■ Assigned task:
In the listing below, a line holding "Problem. Pr⁴⁺ (4f)" and a line holding "4. Order and" mark the range. Retype both exactly, with all lines between them.

Start of Given entries

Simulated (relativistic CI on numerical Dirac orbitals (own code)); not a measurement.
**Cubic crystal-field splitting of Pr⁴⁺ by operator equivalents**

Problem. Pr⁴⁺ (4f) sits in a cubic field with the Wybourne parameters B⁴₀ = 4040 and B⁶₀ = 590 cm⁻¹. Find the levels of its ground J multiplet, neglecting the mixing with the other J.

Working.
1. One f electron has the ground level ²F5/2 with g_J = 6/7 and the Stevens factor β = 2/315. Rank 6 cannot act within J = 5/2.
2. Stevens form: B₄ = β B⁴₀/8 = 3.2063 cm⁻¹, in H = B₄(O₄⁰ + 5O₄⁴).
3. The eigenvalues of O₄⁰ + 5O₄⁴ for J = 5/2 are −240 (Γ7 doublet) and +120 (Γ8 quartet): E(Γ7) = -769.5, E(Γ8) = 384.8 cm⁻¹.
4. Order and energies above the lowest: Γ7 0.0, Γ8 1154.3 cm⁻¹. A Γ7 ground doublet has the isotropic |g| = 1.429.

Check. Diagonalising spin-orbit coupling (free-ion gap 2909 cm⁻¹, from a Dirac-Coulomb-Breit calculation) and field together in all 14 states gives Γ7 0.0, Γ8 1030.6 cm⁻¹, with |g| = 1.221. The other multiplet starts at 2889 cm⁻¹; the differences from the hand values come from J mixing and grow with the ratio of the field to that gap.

End of Given entries

■ Exercise answer:
Problem. Pr⁴⁺ (4f) sits in a cubic field with the Wybourne parameters B⁴₀ = 4040 and B⁶₀ = 590 cm⁻¹. Find the levels of its ground J multiplet, neglecting the mixing with the other J.

Working.
1. One f electron has the ground level ²F5/2 with g_J = 6/7 and the Stevens factor β = 2/315. Rank 6 cannot act within J = 5/2.
2. Stevens form: B₄ = β B⁴₀/8 = 3.2063 cm⁻¹, in H = B₄(O₄⁰ + 5O₄⁴).
3. The eigenvalues of O₄⁰ + 5O₄⁴ for J = 5/2 are −240 (Γ7 doublet) and +120 (Γ8 quartet): E(Γ7) = -769.5, E(Γ8) = 384.8 cm⁻¹.
4. Order and energies above the lowest: Γ7 0.0, Γ8 1154.3 cm⁻¹. A Γ7 ground doublet has the isotropic |g| = 1.429.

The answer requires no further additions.